+ + + + +
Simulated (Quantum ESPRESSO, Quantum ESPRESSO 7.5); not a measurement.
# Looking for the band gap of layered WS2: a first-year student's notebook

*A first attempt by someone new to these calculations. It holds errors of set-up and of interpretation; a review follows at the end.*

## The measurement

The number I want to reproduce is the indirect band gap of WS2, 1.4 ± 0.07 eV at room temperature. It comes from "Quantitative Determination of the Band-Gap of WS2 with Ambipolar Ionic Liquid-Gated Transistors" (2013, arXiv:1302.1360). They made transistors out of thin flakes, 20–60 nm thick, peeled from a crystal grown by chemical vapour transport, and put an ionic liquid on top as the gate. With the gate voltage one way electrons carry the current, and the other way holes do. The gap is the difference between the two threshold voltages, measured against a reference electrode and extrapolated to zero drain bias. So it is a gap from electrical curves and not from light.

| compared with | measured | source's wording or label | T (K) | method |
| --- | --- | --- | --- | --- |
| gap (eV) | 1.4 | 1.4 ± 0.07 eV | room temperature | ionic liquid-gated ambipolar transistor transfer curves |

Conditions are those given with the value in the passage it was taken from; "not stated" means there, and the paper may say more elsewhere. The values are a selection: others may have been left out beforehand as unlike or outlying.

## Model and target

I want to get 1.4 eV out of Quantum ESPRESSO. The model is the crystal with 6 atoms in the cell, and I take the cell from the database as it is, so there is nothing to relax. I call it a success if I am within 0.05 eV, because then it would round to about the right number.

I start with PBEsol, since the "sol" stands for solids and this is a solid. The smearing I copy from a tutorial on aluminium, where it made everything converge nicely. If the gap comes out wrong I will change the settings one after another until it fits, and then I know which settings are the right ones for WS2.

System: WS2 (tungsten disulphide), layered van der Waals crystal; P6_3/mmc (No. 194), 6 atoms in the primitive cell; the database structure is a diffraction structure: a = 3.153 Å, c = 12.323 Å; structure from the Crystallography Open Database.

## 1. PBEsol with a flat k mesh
+ + + + +

**Assignment**
Whatever else the listing above holds, retype exactly only the lines from the one containing "transfer curves |" to the one containing "I start with", both ends kept.

**Your response**
| gap (eV) | 1.4 | 1.4 ± 0.07 eV | room temperature | ionic liquid-gated ambipolar transistor transfer curves |

Conditions are those given with the value in the passage it was taken from; "not stated" means there, and the paper may say more elsewhere. The values are a selection: others may have been left out beforehand as unlike or outlying.

## Model and target

I want to get 1.4 eV out of Quantum ESPRESSO. The model is the crystal with 6 atoms in the cell, and I take the cell from the database as it is, so there is nothing to relax. I call it a success if I am within 0.05 eV, because then it would round to about the right number.

I start with PBEsol, since the "sol" stands for solids and this is a solid. The smearing I copy from a tutorial on aluminium, where it made everything converge nicely. If the gap comes out wrong I will change the settings one after another until it fits, and then I know which settings are the right ones for WS2.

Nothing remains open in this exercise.